Required action: Nothing but the lines from the one containing "The electron localisation" through the one containing "Question: Which candidate gave the map?", both included, should be given again, each exactly as written below.

———

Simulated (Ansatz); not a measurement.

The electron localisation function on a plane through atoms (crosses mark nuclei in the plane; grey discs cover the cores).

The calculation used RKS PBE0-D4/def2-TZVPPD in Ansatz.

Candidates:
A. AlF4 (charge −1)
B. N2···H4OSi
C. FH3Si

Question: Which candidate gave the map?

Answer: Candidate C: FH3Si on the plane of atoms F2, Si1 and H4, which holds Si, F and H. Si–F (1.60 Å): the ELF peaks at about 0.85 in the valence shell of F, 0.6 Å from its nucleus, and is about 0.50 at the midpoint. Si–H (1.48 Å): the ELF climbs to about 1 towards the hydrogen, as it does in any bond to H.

———

Written reply:
The electron localisation function on a plane through atoms (crosses mark nuclei in the plane; grey discs cover the cores).

The calculation used RKS PBE0-D4/def2-TZVPPD in Ansatz.

Candidates:
A. AlF4 (charge −1)
B. N2···H4OSi
C. FH3Si

Question: Which candidate gave the map?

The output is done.